--- Recorded information ---
■ ■ ■
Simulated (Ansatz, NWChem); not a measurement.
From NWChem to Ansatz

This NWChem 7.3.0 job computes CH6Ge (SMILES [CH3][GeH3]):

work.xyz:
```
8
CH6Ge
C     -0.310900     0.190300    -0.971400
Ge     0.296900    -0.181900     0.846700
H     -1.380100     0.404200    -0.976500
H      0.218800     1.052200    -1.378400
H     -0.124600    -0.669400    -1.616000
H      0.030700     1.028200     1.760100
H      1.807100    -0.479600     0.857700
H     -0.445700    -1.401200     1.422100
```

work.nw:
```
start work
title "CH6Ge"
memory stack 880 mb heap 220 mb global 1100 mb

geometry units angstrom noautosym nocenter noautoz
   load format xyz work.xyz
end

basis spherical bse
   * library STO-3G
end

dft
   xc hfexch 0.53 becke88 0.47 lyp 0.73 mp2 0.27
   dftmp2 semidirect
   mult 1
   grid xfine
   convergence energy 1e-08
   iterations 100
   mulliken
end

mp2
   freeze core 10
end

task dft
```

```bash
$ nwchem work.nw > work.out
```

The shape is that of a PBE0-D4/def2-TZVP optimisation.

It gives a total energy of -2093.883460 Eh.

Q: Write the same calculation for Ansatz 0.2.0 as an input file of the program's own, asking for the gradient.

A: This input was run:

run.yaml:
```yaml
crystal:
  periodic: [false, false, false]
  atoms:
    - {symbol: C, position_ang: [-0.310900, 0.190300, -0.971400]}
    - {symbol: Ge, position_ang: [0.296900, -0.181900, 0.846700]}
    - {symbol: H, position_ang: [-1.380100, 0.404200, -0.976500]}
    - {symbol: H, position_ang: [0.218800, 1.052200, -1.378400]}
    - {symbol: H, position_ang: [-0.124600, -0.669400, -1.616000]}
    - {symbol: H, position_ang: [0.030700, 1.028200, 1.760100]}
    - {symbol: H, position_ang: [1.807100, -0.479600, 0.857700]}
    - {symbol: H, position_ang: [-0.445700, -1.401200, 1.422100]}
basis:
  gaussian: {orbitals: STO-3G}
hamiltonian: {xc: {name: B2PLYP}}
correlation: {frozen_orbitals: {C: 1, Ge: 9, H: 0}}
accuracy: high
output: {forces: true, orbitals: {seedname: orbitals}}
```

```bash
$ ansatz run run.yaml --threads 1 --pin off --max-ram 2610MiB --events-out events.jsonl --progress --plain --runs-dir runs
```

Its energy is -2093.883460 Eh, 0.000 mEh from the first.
■ ■ ■

--- Action item ---
Include the first line, the line containing "Q: Write the", and every line between them, copied exactly from the material above; output no other line.

--- Task response ---
Simulated (Ansatz, NWChem); not a measurement.
From NWChem to Ansatz

This NWChem 7.3.0 job computes CH6Ge (SMILES [CH3][GeH3]):

work.xyz:
```
8
CH6Ge
C     -0.310900     0.190300    -0.971400
Ge     0.296900    -0.181900     0.846700
H     -1.380100     0.404200    -0.976500
H      0.218800     1.052200    -1.378400
H     -0.124600    -0.669400    -1.616000
H      0.030700     1.028200     1.760100
H      1.807100    -0.479600     0.857700
H     -0.445700    -1.401200     1.422100
```

work.nw:
```
start work
title "CH6Ge"
memory stack 880 mb heap 220 mb global 1100 mb

geometry units angstrom noautosym nocenter noautoz
   load format xyz work.xyz
end

basis spherical bse
   * library STO-3G
end

dft
   xc hfexch 0.53 becke88 0.47 lyp 0.73 mp2 0.27
   dftmp2 semidirect
   mult 1
   grid xfine
   convergence energy 1e-08
   iterations 100
   mulliken
end

mp2
   freeze core 10
end

task dft
```

```bash
$ nwchem work.nw > work.out
```

The shape is that of a PBE0-D4/def2-TZVP optimisation.

It gives a total energy of -2093.883460 Eh.

Q: Write the same calculation for Ansatz 0.2.0 as an input file of the program's own, asking for the gradient.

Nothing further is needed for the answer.